WORK TASK: Through the line that contains "10 × 10 × 10", return the data below exactly, starting at its first line; leave the rest out.

++++++
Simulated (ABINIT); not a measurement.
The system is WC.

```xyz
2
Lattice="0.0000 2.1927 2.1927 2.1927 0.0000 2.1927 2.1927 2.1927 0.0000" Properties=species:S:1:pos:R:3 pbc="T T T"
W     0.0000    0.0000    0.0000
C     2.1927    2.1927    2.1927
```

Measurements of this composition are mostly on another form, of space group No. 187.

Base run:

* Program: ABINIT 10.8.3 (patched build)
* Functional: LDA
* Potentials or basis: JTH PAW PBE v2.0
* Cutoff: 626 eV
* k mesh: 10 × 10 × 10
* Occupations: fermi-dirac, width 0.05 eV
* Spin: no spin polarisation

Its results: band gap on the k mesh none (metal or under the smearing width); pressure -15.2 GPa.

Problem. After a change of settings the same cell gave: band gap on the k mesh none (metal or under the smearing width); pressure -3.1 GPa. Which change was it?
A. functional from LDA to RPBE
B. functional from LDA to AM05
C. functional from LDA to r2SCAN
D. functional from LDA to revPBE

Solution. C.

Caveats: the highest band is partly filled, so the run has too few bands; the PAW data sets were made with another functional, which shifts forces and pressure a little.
++++++

YOUR RESPONSE:
Simulated (ABINIT); not a measurement.
The system is WC.

```xyz
2
Lattice="0.0000 2.1927 2.1927 2.1927 0.0000 2.1927 2.1927 2.1927 0.0000" Properties=species:S:1:pos:R:3 pbc="T T T"
W     0.0000    0.0000    0.0000
C     2.1927    2.1927    2.1927
```

Measurements of this composition are mostly on another form, of space group No. 187.

Base run:

* Program: ABINIT 10.8.3 (patched build)
* Functional: LDA
* Potentials or basis: JTH PAW PBE v2.0
* Cutoff: 626 eV
* k mesh: 10 × 10 × 10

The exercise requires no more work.